_Work request_
Only one stretch of the data is wanted: the line containing "- Task: single point", the line containing "- Dipole correction: no", and every line between them, copied exactly.

== == ==
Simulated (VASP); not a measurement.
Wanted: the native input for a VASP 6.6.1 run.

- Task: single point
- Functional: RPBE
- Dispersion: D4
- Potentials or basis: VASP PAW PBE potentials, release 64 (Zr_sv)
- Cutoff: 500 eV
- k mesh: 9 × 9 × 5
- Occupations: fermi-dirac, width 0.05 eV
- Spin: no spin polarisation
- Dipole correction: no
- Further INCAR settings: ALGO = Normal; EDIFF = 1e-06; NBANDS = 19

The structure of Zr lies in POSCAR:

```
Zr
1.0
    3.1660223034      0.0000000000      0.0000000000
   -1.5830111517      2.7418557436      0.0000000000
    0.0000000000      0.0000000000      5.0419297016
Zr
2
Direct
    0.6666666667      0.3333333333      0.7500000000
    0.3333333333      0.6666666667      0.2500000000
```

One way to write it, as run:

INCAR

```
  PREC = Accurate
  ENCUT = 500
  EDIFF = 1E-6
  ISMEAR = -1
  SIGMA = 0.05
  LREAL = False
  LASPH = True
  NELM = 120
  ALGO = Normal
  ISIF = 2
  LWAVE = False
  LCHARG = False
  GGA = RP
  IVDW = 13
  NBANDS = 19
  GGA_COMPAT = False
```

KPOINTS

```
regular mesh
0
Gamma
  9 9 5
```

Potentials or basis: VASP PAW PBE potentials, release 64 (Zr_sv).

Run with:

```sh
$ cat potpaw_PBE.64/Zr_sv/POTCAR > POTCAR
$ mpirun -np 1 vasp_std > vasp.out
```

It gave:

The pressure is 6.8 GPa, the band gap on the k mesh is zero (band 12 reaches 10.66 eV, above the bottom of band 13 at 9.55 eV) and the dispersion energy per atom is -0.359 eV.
== == ==

_Written answer_
- Task: single point
- Functional: RPBE
- Dispersion: D4
- Potentials or basis: VASP PAW PBE potentials, release 64 (Zr_sv)
- Cutoff: 500 eV
- k mesh: 9 × 9 × 5
- Occupations: fermi-dirac, width 0.05 eV
- Spin: no spin polarisation
- Dipole correction: no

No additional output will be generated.